* THE DATA *
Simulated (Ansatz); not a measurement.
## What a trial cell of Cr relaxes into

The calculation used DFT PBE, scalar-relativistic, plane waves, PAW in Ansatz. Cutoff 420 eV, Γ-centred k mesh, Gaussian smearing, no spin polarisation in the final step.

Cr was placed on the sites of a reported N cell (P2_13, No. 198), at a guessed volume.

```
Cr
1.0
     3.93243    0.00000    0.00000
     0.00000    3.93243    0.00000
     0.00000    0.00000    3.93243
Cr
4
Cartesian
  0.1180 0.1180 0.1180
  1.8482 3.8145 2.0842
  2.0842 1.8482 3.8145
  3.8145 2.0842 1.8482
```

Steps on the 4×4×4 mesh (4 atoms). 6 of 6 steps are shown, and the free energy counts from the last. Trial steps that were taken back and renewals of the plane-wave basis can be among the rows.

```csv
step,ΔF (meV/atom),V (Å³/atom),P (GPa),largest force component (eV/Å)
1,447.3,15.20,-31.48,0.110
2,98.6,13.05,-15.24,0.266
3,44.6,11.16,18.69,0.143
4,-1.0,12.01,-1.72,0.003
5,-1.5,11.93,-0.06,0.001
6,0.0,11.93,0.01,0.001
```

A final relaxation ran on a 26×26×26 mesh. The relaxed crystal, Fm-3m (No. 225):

* WORK ITEM *
Your task is to reproduce all the material exactly as it stands.

* YOUR RESPONSE *
Simulated (Ansatz); not a measurement.
## What a trial cell of Cr relaxes into

The calculation used DFT PBE, scalar-relativistic, plane waves, PAW in Ansatz. Cutoff 420 eV, Γ-centred k mesh, Gaussian smearing, no spin polarisation in the final step.

Cr was placed on the sites of a reported N cell (P2_13, No. 198), at a guessed volume.

```
Cr
1.0
     3.93243    0.00000    0.00000
     0.00000    3.93243    0.00000
     0.00000    0.00000    3.93243
Cr
4
Cartesian
  0.1180 0.1180 0.1180
  1.8482 3.8145 2.0842
  2.0842 1.8482 3.8145
  3.8145 2.0842 1.8482
```

Steps on the 4×4×4 mesh (4 atoms). 6 of 6 steps are shown, and the free energy counts from the last. Trial steps that were taken back and renewals of the plane-wave basis can be among the rows.

```csv
step,ΔF (meV/atom),V (Å³/atom),P (GPa),largest force component (eV/Å)
1,447.3,15.20,-31.48,0.110
2,98.6,13.05,-15.24,0.266
3,44.6,11.16,18.69,0.143
4,-1.0,12.01,-1.72,0.003
5,-1.5,11.93,-0.06,0.001
6,0.0,11.93,0.01,0.001
```

A final relaxation ran on a 26×26×26 mesh. The relaxed crystal, Fm-3m (No. 225):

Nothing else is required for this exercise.